→ **Dataset**:
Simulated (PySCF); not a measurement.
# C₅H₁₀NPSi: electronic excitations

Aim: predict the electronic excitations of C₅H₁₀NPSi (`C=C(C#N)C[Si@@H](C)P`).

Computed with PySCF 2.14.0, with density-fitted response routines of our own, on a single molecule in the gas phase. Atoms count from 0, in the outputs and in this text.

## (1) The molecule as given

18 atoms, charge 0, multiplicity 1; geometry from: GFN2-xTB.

→ **Task item**: Transcribe all of the data exactly, leaving no line out.

→ **Exercise solution**:
Simulated (PySCF); not a measurement.
# C₅H₁₀NPSi: electronic excitations

Aim: predict the electronic excitations of C₅H₁₀NPSi (`C=C(C#N)C[Si@@H](C)P`).

Computed with PySCF 2.14.0, with density-fitted response routines of our own, on a single molecule in the gas phase. Atoms count from 0, in the outputs and in this text.

## (1) The molecule as given

18 atoms, charge 0, multiplicity 1; geometry from: GFN2-xTB.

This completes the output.